■ Dataset
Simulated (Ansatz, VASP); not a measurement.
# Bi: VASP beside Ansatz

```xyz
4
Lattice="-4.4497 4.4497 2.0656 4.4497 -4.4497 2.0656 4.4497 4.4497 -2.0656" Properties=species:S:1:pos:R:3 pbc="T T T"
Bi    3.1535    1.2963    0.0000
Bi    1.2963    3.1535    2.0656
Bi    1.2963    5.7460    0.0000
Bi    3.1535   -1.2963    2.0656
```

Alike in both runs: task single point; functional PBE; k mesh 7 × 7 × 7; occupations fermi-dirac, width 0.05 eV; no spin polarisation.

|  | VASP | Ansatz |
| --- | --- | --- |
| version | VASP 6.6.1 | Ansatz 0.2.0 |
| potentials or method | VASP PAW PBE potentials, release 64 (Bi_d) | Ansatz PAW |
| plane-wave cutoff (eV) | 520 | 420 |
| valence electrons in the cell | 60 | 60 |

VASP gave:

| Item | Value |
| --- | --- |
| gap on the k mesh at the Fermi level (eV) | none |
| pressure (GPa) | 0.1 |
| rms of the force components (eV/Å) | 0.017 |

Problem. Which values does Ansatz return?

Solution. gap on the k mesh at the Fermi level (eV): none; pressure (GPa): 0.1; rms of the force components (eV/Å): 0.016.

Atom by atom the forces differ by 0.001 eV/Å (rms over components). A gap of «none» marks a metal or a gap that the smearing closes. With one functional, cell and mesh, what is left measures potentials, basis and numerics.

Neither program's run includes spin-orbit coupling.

■ Brief
The lines running from the start of the data through the one that contains "Atom by atom" should be reproduced exactly, and only those.

■ Result
Simulated (Ansatz, VASP); not a measurement.
# Bi: VASP beside Ansatz

```xyz
4
Lattice="-4.4497 4.4497 2.0656 4.4497 -4.4497 2.0656 4.4497 4.4497 -2.0656" Properties=species:S:1:pos:R:3 pbc="T T T"
Bi    3.1535    1.2963    0.0000
Bi    1.2963    3.1535    2.0656
Bi    1.2963    5.7460    0.0000
Bi    3.1535   -1.2963    2.0656
```

Alike in both runs: task single point; functional PBE; k mesh 7 × 7 × 7; occupations fermi-dirac, width 0.05 eV; no spin polarisation.

|  | VASP | Ansatz |
| --- | --- | --- |
| version | VASP 6.6.1 | Ansatz 0.2.0 |
| potentials or method | VASP PAW PBE potentials, release 64 (Bi_d) | Ansatz PAW |
| plane-wave cutoff (eV) | 520 | 420 |
| valence electrons in the cell | 60 | 60 |

VASP gave:

| Item | Value |
| --- | --- |
| gap on the k mesh at the Fermi level (eV) | none |
| pressure (GPa) | 0.1 |
| rms of the force components (eV/Å) | 0.017 |

Problem. Which values does Ansatz return?

Solution. gap on the k mesh at the Fermi level (eV): none; pressure (GPa): 0.1; rms of the force components (eV/Å): 0.016.

Atom by atom the forces differ by 0.001 eV/Å (rms over components). A gap of «none» marks a metal or a gap that the smearing closes. With one functional, cell and mesh, what is left measures potentials, basis and numerics.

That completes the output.